Work task =
Present the following data again exactly as it is shown.

[Supplied entries]
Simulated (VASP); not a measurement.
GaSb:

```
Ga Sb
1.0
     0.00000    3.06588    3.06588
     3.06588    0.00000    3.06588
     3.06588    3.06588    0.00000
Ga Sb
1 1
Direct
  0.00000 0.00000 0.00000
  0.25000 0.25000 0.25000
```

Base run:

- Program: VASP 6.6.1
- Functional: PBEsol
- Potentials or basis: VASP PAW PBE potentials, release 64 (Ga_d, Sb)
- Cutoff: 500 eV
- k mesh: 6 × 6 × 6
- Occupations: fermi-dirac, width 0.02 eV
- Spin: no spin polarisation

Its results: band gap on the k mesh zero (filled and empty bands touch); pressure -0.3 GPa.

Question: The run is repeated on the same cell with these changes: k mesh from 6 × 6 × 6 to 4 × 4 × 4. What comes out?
[/Supplied entries]

Task output =
Simulated (VASP); not a measurement.
GaSb:

```
Ga Sb
1.0
     0.00000    3.06588    3.06588
     3.06588    0.00000    3.06588
     3.06588    3.06588    0.00000
Ga Sb
1 1
Direct
  0.00000 0.00000 0.00000
  0.25000 0.25000 0.25000
```

Base run:

- Program: VASP 6.6.1
- Functional: PBEsol
- Potentials or basis: VASP PAW PBE potentials, release 64 (Ga_d, Sb)
- Cutoff: 500 eV
- k mesh: 6 × 6 × 6
- Occupations: fermi-dirac, width 0.02 eV
- Spin: no spin polarisation

Its results: band gap on the k mesh zero (filled and empty bands touch); pressure -0.3 GPa.

Question: The run is repeated on the same cell with these changes: k mesh from 6 × 6 × 6 to 4 × 4 × 4. What comes out?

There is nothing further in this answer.